**DATA TO EXAMINE**:
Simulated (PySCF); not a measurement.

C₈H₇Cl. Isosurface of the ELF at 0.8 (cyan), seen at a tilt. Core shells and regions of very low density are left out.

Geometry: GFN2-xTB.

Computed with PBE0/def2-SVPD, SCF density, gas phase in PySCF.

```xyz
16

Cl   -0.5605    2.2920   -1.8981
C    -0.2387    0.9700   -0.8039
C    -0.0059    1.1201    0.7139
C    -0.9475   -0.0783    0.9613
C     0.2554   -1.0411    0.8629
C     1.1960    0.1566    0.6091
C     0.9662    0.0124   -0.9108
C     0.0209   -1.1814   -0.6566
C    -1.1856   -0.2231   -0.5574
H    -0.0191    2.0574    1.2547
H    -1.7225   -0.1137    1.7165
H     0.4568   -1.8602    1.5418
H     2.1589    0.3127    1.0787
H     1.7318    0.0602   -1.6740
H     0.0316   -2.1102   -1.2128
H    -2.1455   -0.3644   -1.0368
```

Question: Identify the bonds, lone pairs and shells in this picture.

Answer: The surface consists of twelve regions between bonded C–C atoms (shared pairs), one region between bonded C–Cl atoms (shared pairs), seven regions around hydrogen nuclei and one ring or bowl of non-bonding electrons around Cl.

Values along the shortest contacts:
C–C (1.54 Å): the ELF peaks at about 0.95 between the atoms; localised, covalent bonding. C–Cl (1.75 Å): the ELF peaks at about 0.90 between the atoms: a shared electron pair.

**WORK INSTRUCTION**: Of all the entries above, output exactly the lines between the one holding "Geometry: GFN2-xTB." and the one holding "Values along the", inclusive.

**ANSWER BOX**:
Geometry: GFN2-xTB.

Computed with PBE0/def2-SVPD, SCF density, gas phase in PySCF.

```xyz
16

Cl   -0.5605    2.2920   -1.8981
C    -0.2387    0.9700   -0.8039
C    -0.0059    1.1201    0.7139
C    -0.9475   -0.0783    0.9613
C     0.2554   -1.0411    0.8629
C     1.1960    0.1566    0.6091
C     0.9662    0.0124   -0.9108
C     0.0209   -1.1814   -0.6566
C    -1.1856   -0.2231   -0.5574
H    -0.0191    2.0574    1.2547
H    -1.7225   -0.1137    1.7165
H     0.4568   -1.8602    1.5418
H     2.1589    0.3127    1.0787
H     1.7318    0.0602   -1.6740
H     0.0316   -2.1102   -1.2128
H    -2.1455   -0.3644   -1.0368
```

Question: Identify the bonds, lone pairs and shells in this picture.

Answer: The surface consists of twelve regions between bonded C–C atoms (shared pairs), one region between bonded C–Cl atoms (shared pairs), seven regions around hydrogen nuclei and one ring or bowl of non-bonding electrons around Cl.

Values along the shortest contacts:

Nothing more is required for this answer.